ASSIGNMENT :: Set down every entry again exactly as it stands below.

PROVIDED DATA ::
────────────────────────────────────────

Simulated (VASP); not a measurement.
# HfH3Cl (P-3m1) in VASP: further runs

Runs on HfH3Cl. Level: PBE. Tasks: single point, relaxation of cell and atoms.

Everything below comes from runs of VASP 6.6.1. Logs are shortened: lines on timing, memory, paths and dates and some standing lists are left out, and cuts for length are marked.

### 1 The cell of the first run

────────────────────────────────────────

ANSWER SECTION ::
Simulated (VASP); not a measurement.
# HfH3Cl (P-3m1) in VASP: further runs

Runs on HfH3Cl. Level: PBE. Tasks: single point, relaxation of cell and atoms.

Everything below comes from runs of VASP 6.6.1. Logs are shortened: lines on timing, memory, paths and dates and some standing lists are left out, and cuts for length are marked.

### 1 The cell of the first run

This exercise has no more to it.